/---

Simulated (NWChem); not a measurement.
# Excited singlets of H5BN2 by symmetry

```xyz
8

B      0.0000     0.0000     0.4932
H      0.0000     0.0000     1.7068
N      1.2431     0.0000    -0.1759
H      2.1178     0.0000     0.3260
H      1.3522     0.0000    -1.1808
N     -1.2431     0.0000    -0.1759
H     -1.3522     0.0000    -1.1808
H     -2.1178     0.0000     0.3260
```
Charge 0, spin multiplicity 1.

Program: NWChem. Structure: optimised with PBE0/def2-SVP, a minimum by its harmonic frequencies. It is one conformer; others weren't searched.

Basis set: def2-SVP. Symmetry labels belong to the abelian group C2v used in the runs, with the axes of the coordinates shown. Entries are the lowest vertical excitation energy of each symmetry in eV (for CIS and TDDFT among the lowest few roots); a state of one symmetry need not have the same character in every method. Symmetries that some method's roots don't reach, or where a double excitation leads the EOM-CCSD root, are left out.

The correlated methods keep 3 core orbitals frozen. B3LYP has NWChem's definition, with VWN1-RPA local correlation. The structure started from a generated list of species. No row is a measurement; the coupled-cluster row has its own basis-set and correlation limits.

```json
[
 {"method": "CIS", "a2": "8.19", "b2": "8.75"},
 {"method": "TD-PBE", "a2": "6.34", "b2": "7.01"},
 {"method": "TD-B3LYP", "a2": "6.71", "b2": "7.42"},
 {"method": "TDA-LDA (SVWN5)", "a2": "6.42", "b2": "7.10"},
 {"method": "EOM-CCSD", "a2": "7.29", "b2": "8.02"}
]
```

\---

> **REQUIRED ACTION**
The whole listing above is to be restated word for word.

> **ANSWER SPACE**
Simulated (NWChem); not a measurement.
# Excited singlets of H5BN2 by symmetry

```xyz
8

B      0.0000     0.0000     0.4932
H      0.0000     0.0000     1.7068
N      1.2431     0.0000    -0.1759
H      2.1178     0.0000     0.3260
H      1.3522     0.0000    -1.1808
N     -1.2431     0.0000    -0.1759
H     -1.3522     0.0000    -1.1808
H     -2.1178     0.0000     0.3260
```
Charge 0, spin multiplicity 1.

Program: NWChem. Structure: optimised with PBE0/def2-SVP, a minimum by its harmonic frequencies. It is one conformer; others weren't searched.

Basis set: def2-SVP. Symmetry labels belong to the abelian group C2v used in the runs, with the axes of the coordinates shown. Entries are the lowest vertical excitation energy of each symmetry in eV (for CIS and TDDFT among the lowest few roots); a state of one symmetry need not have the same character in every method. Symmetries that some method's roots don't reach, or where a double excitation leads the EOM-CCSD root, are left out.

The correlated methods keep 3 core orbitals frozen. B3LYP has NWChem's definition, with VWN1-RPA local correlation. The structure started from a generated list of species. No row is a measurement; the coupled-cluster row has its own basis-set and correlation limits.

```json
[
 {"method": "CIS", "a2": "8.19", "b2": "8.75"},
 {"method": "TD-PBE", "a2": "6.34", "b2": "7.01"},
 {"method": "TD-B3LYP", "a2": "6.71", "b2": "7.42"},
 {"method": "TDA-LDA (SVWN5)", "a2": "6.42", "b2": "7.10"},
 {"method": "EOM-CCSD", "a2": "7.29", "b2": "8.02"}
]
```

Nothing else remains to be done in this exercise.